[Information shown]:
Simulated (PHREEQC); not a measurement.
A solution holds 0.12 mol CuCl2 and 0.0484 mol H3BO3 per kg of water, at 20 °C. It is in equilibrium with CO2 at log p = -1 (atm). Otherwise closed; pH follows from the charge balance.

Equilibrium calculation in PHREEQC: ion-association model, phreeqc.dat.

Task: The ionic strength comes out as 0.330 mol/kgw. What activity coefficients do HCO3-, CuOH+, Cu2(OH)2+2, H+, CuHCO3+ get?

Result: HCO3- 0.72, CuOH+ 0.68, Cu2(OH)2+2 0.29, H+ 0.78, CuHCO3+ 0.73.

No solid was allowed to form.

[Brief]:
All records are to be retyped exactly. None may be omitted.

[Answer area]:
Simulated (PHREEQC); not a measurement.
A solution holds 0.12 mol CuCl2 and 0.0484 mol H3BO3 per kg of water, at 20 °C. It is in equilibrium with CO2 at log p = -1 (atm). Otherwise closed; pH follows from the charge balance.

Equilibrium calculation in PHREEQC: ion-association model, phreeqc.dat.

Task: The ionic strength comes out as 0.330 mol/kgw. What activity coefficients do HCO3-, CuOH+, Cu2(OH)2+2, H+, CuHCO3+ get?

Result: HCO3- 0.72, CuOH+ 0.68, Cu2(OH)2+2 0.29, H+ 0.78, CuHCO3+ 0.73.

No solid was allowed to form.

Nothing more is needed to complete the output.